• [Required action] Copy the entries exactly, through the "It takes space" line.

• [Data provided]
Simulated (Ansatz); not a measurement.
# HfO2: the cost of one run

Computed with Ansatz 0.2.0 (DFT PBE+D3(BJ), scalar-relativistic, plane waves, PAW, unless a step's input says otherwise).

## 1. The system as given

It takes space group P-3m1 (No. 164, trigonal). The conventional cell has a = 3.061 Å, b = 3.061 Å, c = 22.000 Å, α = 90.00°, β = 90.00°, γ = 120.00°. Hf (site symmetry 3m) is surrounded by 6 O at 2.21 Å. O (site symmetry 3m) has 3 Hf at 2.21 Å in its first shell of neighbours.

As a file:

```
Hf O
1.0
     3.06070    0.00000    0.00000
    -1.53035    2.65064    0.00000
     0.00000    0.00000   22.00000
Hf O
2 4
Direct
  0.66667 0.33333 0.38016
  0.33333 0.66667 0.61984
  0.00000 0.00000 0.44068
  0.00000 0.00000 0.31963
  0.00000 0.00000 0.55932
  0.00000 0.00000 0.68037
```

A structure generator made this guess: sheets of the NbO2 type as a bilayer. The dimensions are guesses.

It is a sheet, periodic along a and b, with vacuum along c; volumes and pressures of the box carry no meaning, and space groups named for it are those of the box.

• [Your solution]
Simulated (Ansatz); not a measurement.
# HfO2: the cost of one run

Computed with Ansatz 0.2.0 (DFT PBE+D3(BJ), scalar-relativistic, plane waves, PAW, unless a step's input says otherwise).

## 1. The system as given

It takes space group P-3m1 (No. 164, trigonal). The conventional cell has a = 3.061 Å, b = 3.061 Å, c = 22.000 Å, α = 90.00°, β = 90.00°, γ = 120.00°. Hf (site symmetry 3m) is surrounded by 6 O at 2.21 Å. O (site symmetry 3m) has 3 Hf at 2.21 Å in its first shell of neighbours.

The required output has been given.